## [Task item]
From the first line of the material through the line containing "Periodic cell of", restate everything word for word and nothing more.

## [Input data]
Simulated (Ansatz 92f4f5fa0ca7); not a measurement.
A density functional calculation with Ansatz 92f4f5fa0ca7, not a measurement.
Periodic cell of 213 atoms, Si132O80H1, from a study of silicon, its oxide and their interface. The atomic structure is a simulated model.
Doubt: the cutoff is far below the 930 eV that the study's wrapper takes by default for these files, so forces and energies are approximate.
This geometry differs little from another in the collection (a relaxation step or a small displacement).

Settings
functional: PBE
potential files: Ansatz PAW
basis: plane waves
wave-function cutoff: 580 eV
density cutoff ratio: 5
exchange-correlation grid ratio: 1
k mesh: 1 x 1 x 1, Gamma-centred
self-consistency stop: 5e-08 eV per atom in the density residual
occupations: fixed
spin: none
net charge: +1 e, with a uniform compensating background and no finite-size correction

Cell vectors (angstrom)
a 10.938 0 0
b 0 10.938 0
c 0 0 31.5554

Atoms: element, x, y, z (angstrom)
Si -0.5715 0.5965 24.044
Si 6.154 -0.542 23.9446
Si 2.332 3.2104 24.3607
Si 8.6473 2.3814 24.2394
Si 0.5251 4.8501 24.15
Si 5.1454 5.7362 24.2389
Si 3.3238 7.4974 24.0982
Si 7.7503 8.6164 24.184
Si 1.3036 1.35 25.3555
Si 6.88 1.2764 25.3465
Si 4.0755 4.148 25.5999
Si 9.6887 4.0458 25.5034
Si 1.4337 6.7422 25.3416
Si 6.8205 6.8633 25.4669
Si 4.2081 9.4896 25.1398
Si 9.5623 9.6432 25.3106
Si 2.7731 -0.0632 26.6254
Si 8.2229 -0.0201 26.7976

## [Reply]
Simulated (Ansatz 92f4f5fa0ca7); not a measurement.
A density functional calculation with Ansatz 92f4f5fa0ca7, not a measurement.
Periodic cell of 213 atoms, Si132O80H1, from a study of silicon, its oxide and their interface. The atomic structure is a simulated model.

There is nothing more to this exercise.